>>
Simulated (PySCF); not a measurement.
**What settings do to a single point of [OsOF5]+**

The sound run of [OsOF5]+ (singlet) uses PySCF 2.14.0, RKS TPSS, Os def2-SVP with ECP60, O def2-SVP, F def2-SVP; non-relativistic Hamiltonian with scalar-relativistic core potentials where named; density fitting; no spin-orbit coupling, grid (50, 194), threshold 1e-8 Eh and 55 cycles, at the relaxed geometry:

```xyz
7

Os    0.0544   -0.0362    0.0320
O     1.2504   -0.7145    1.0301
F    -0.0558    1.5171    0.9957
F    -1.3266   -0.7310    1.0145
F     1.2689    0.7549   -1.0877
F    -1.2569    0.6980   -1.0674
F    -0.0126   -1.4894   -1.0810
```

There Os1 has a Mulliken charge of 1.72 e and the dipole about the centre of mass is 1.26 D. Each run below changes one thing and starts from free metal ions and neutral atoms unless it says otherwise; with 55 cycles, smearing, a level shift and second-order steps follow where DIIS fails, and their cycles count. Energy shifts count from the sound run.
<<

**Work instruction:** Give an exact copy of the lines above, from the top of the records to the line that contains "point of [OsOF5]+**", taking in both ends.

**Exercise output:**
Simulated (PySCF); not a measurement.
**What settings do to a single point of [OsOF5]+**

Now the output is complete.